Work order: Copy nothing but the lines below running from the line containing "All values are" through the line containing "Common to all", both end lines included.

*** Data section

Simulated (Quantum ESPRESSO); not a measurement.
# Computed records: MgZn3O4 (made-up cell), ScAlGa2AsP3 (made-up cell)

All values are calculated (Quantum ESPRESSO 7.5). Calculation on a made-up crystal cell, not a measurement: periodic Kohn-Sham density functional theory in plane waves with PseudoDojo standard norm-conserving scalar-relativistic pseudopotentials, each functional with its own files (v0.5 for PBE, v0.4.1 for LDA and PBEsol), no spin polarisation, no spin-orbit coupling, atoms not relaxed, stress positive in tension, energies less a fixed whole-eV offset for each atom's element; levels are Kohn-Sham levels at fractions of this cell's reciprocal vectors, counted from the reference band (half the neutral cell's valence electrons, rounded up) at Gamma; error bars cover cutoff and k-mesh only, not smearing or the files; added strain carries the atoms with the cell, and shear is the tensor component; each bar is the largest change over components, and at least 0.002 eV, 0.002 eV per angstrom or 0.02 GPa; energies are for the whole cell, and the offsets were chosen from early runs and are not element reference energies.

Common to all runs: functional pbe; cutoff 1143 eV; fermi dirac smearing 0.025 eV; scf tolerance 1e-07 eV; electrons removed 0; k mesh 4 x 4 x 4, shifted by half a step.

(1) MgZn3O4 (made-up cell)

******

Task output:
All values are calculated (Quantum ESPRESSO 7.5). Calculation on a made-up crystal cell, not a measurement: periodic Kohn-Sham density functional theory in plane waves with PseudoDojo standard norm-conserving scalar-relativistic pseudopotentials, each functional with its own files (v0.5 for PBE, v0.4.1 for LDA and PBEsol), no spin polarisation, no spin-orbit coupling, atoms not relaxed, stress positive in tension, energies less a fixed whole-eV offset for each atom's element; levels are Kohn-Sham levels at fractions of this cell's reciprocal vectors, counted from the reference band (half the neutral cell's valence electrons, rounded up) at Gamma; error bars cover cutoff and k-mesh only, not smearing or the files; added strain carries the atoms with the cell, and shear is the tensor component; each bar is the largest change over components, and at least 0.002 eV, 0.002 eV per angstrom or 0.02 GPa; energies are for the whole cell, and the offsets were chosen from early runs and are not element reference energies.

Common to all runs: functional pbe; cutoff 1143 eV; fermi dirac smearing 0.025 eV; scf tolerance 1e-07 eV; electrons removed 0; k mesh 4 x 4 x 4, shifted by half a step.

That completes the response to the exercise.